Work request: Your task is to retype every entry exactly, omitting nothing.

+++ Exercise data

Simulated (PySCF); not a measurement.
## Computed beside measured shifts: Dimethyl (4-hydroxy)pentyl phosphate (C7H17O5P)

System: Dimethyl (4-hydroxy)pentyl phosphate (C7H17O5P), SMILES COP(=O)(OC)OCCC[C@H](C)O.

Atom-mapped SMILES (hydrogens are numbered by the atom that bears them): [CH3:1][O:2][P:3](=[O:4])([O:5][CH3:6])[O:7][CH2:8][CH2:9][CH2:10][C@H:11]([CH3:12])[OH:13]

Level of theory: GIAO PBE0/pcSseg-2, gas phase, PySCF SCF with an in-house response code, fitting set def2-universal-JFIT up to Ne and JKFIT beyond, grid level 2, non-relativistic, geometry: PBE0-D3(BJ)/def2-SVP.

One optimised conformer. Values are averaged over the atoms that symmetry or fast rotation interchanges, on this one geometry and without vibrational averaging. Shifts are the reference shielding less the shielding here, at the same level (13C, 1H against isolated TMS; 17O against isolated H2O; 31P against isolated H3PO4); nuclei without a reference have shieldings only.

++++++

Exercise output:
Simulated (PySCF); not a measurement.
## Computed beside measured shifts: Dimethyl (4-hydroxy)pentyl phosphate (C7H17O5P)

System: Dimethyl (4-hydroxy)pentyl phosphate (C7H17O5P), SMILES COP(=O)(OC)OCCC[C@H](C)O.

Atom-mapped SMILES (hydrogens are numbered by the atom that bears them): [CH3:1][O:2][P:3](=[O:4])([O:5][CH3:6])[O:7][CH2:8][CH2:9][CH2:10][C@H:11]([CH3:12])[OH:13]

Level of theory: GIAO PBE0/pcSseg-2, gas phase, PySCF SCF with an in-house response code, fitting set def2-universal-JFIT up to Ne and JKFIT beyond, grid level 2, non-relativistic, geometry: PBE0-D3(BJ)/def2-SVP.

One optimised conformer. Values are averaged over the atoms that symmetry or fast rotation interchanges, on this one geometry and without vibrational averaging. Shifts are the reference shielding less the shielding here, at the same level (13C, 1H against isolated TMS; 17O against isolated H2O; 31P against isolated H3PO4); nuclei without a reference have shieldings only.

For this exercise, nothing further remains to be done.